→ **ACTIVITY**
Below is a listing; copy all of it exactly.

──────── PROVIDED MATERIAL ────────
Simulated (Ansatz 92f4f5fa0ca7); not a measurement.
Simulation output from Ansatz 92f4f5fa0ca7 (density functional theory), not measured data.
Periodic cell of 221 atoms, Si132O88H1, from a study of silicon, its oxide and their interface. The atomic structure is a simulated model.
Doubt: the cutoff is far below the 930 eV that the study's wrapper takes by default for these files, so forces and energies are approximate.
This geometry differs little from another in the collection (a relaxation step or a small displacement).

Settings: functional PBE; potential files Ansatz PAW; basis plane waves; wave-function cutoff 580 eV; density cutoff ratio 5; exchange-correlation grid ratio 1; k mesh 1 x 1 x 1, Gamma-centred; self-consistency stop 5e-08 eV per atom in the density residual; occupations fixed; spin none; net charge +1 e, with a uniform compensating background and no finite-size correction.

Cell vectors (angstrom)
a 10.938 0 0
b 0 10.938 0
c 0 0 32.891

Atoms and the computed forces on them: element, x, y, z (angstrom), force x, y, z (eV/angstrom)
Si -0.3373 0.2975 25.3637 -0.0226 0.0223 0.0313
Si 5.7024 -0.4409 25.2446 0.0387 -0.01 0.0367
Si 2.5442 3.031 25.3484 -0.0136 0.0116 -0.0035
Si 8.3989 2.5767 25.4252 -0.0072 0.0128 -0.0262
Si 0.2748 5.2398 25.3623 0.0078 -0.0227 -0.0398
────────

→ **EXERCISE ANSWER**
Simulated (Ansatz 92f4f5fa0ca7); not a measurement.
Simulation output from Ansatz 92f4f5fa0ca7 (density functional theory), not measured data.
Periodic cell of 221 atoms, Si132O88H1, from a study of silicon, its oxide and their interface. The atomic structure is a simulated model.
Doubt: the cutoff is far below the 930 eV that the study's wrapper takes by default for these files, so forces and energies are approximate.
This geometry differs little from another in the collection (a relaxation step or a small displacement).

Settings: functional PBE; potential files Ansatz PAW; basis plane waves; wave-function cutoff 580 eV; density cutoff ratio 5; exchange-correlation grid ratio 1; k mesh 1 x 1 x 1, Gamma-centred; self-consistency stop 5e-08 eV per atom in the density residual; occupations fixed; spin none; net charge +1 e, with a uniform compensating background and no finite-size correction.

Cell vectors (angstrom)
a 10.938 0 0
b 0 10.938 0
c 0 0 32.891

Atoms and the computed forces on them: element, x, y, z (angstrom), force x, y, z (eV/angstrom)
Si -0.3373 0.2975 25.3637 -0.0226 0.0223 0.0313
Si 5.7024 -0.4409 25.2446 0.0387 -0.01 0.0367
Si 2.5442 3.031 25.3484 -0.0136 0.0116 -0.0035
Si 8.3989 2.5767 25.4252 -0.0072 0.0128 -0.0262
Si 0.2748 5.2398 25.3623 0.0078 -0.0227 -0.0398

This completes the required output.